SOURCE MATERIAL Start Marker
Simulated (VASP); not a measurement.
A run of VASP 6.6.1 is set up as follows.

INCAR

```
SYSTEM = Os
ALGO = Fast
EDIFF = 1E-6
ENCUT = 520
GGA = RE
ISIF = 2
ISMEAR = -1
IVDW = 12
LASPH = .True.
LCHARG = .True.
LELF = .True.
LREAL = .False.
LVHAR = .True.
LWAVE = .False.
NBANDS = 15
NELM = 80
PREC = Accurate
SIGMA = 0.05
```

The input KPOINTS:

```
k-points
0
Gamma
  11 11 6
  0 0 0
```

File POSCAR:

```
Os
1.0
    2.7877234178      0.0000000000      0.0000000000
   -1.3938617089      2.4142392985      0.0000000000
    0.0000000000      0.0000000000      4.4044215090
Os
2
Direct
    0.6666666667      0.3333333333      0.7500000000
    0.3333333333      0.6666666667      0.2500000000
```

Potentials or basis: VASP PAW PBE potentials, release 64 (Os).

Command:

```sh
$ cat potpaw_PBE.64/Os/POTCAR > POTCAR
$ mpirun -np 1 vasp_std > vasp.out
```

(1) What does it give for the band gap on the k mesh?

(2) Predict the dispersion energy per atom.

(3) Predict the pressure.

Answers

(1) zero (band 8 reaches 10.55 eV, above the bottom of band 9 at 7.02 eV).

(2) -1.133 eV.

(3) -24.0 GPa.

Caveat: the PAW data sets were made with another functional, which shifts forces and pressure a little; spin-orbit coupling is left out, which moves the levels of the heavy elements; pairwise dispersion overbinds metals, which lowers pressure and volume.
SOURCE MATERIAL End Marker

REQUIREMENT =
Word for word, quote the lines of the material from the first line through the line with "(3) -24.0 GPa.", both ends included.

EXERCISE RESPONSE =
Simulated (VASP); not a measurement.
A run of VASP 6.6.1 is set up as follows.

INCAR

```
SYSTEM = Os
ALGO = Fast
EDIFF = 1E-6
ENCUT = 520
GGA = RE
ISIF = 2
ISMEAR = -1
IVDW = 12
LASPH = .True.
LCHARG = .True.
LELF = .True.
LREAL = .False.
LVHAR = .True.
LWAVE = .False.
NBANDS = 15
NELM = 80
PREC = Accurate
SIGMA = 0.05
```

The input KPOINTS:

```
k-points
0
Gamma
  11 11 6
  0 0 0
```

File POSCAR:

```
Os
1.0
    2.7877234178      0.0000000000      0.0000000000
   -1.3938617089      2.4142392985      0.0000000000
    0.0000000000      0.0000000000      4.4044215090
Os
2
Direct
    0.6666666667      0.3333333333      0.7500000000
    0.3333333333      0.6666666667      0.2500000000
```

Potentials or basis: VASP PAW PBE potentials, release 64 (Os).

Command:

```sh
$ cat potpaw_PBE.64/Os/POTCAR > POTCAR
$ mpirun -np 1 vasp_std > vasp.out
```

(1) What does it give for the band gap on the k mesh?

(2) Predict the dispersion energy per atom.

(3) Predict the pressure.

Answers

(1) zero (band 8 reaches 10.55 eV, above the bottom of band 9 at 7.02 eV).

(2) -1.133 eV.

(3) -24.0 GPa.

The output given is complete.